### Work instruction
The required output is the exact run of lines below that opens at the line with "in real space**" and closes at the line with "### Step 2.".

### Available data

----------------------------------------

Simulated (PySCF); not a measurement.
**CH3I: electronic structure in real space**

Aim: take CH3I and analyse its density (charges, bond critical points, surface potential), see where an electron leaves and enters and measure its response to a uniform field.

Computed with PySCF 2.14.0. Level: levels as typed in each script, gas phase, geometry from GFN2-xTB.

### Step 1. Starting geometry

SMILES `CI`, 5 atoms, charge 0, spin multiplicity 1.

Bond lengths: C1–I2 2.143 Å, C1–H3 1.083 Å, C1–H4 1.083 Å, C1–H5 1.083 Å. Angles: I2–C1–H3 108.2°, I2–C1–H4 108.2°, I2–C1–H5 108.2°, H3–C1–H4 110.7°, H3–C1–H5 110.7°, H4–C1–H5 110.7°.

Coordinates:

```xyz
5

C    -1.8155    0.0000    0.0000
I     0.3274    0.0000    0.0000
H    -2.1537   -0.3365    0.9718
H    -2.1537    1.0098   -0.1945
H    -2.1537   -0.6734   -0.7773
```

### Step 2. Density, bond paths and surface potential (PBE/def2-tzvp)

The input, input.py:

----------------------------------------

### Solution
**CH3I: electronic structure in real space**

Aim: take CH3I and analyse its density (charges, bond critical points, surface potential), see where an electron leaves and enters and measure its response to a uniform field.

Computed with PySCF 2.14.0. Level: levels as typed in each script, gas phase, geometry from GFN2-xTB.

### Step 1. Starting geometry

SMILES `CI`, 5 atoms, charge 0, spin multiplicity 1.

Bond lengths: C1–I2 2.143 Å, C1–H3 1.083 Å, C1–H4 1.083 Å, C1–H5 1.083 Å. Angles: I2–C1–H3 108.2°, I2–C1–H4 108.2°, I2–C1–H5 108.2°, H3–C1–H4 110.7°, H3–C1–H5 110.7°, H4–C1–H5 110.7°.

Coordinates:

```xyz
5

C    -1.8155    0.0000    0.0000
I     0.3274    0.0000    0.0000
H    -2.1537   -0.3365    0.9718
H    -2.1537    1.0098   -0.1945
H    -2.1537   -0.6734   -0.7773
```

### Step 2. Density, bond paths and surface potential (PBE/def2-tzvp)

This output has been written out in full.